- [ACTION ITEM]:
Copy all records verbatim.

- [SOURCE INFORMATION]:
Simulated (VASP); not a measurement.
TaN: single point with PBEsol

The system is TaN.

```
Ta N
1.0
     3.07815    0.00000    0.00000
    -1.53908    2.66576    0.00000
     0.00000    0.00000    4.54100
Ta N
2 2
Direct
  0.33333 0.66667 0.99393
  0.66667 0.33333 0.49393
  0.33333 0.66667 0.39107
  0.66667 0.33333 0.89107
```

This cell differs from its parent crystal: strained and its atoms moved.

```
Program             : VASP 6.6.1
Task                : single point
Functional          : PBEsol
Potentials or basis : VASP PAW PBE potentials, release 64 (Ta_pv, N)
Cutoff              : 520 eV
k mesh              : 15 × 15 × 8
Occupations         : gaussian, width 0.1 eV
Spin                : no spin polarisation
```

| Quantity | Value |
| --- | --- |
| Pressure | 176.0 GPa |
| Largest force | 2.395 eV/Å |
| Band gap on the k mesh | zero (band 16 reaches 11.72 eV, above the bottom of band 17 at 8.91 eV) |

- [RESULT]:
Simulated (VASP); not a measurement.
TaN: single point with PBEsol

The system is TaN.

```
Ta N
1.0
     3.07815    0.00000    0.00000
    -1.53908    2.66576    0.00000
     0.00000    0.00000    4.54100
Ta N
2 2
Direct
  0.33333 0.66667 0.99393
  0.66667 0.33333 0.49393
  0.33333 0.66667 0.39107
  0.66667 0.33333 0.89107
```

This cell differs from its parent crystal: strained and its atoms moved.

```
Program             : VASP 6.6.1
Task                : single point
Functional          : PBEsol
Potentials or basis : VASP PAW PBE potentials, release 64 (Ta_pv, N)
Cutoff              : 520 eV
k mesh              : 15 × 15 × 8
Occupations         : gaussian, width 0.1 eV
Spin                : no spin polarisation
```

| Quantity | Value |
| --- | --- |
| Pressure | 176.0 GPa |
| Largest force | 2.395 eV/Å |
| Band gap on the k mesh | zero (band 16 reaches 11.72 eV, above the bottom of band 17 at 8.91 eV) |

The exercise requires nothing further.